******

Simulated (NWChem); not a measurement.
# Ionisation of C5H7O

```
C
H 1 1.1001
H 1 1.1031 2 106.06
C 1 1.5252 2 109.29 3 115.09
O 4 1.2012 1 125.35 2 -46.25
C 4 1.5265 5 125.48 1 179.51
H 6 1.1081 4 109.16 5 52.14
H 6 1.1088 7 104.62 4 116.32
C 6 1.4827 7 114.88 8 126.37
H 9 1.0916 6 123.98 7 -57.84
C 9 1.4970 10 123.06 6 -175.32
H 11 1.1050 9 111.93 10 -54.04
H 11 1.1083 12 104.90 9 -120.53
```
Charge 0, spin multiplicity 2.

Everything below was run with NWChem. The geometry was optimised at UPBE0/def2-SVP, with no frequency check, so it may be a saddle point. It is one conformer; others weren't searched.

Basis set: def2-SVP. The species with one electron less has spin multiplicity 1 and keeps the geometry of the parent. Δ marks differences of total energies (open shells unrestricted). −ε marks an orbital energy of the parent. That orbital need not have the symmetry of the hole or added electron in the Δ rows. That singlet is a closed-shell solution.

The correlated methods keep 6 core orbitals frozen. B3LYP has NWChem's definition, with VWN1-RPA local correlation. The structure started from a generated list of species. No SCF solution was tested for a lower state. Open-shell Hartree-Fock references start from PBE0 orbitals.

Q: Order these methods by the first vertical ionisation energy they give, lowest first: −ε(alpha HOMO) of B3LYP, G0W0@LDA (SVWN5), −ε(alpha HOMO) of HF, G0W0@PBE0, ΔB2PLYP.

******

ASSIGNED TASK:
The required output is the exact run of lines from the beginning of the records to the line with "Basis set: def2-SVP.", that line included.

YOUR RESPONSE:
Simulated (NWChem); not a measurement.
# Ionisation of C5H7O

```
C
H 1 1.1001
H 1 1.1031 2 106.06
C 1 1.5252 2 109.29 3 115.09
O 4 1.2012 1 125.35 2 -46.25
C 4 1.5265 5 125.48 1 179.51
H 6 1.1081 4 109.16 5 52.14
H 6 1.1088 7 104.62 4 116.32
C 6 1.4827 7 114.88 8 126.37
H 9 1.0916 6 123.98 7 -57.84
C 9 1.4970 10 123.06 6 -175.32
H 11 1.1050 9 111.93 10 -54.04
H 11 1.1083 12 104.90 9 -120.53
```
Charge 0, spin multiplicity 2.

Everything below was run with NWChem. The geometry was optimised at UPBE0/def2-SVP, with no frequency check, so it may be a saddle point. It is one conformer; others weren't searched.

Basis set: def2-SVP. The species with one electron less has spin multiplicity 1 and keeps the geometry of the parent. Δ marks differences of total energies (open shells unrestricted). −ε marks an orbital energy of the parent. That orbital need not have the symmetry of the hole or added electron in the Δ rows. That singlet is a closed-shell solution.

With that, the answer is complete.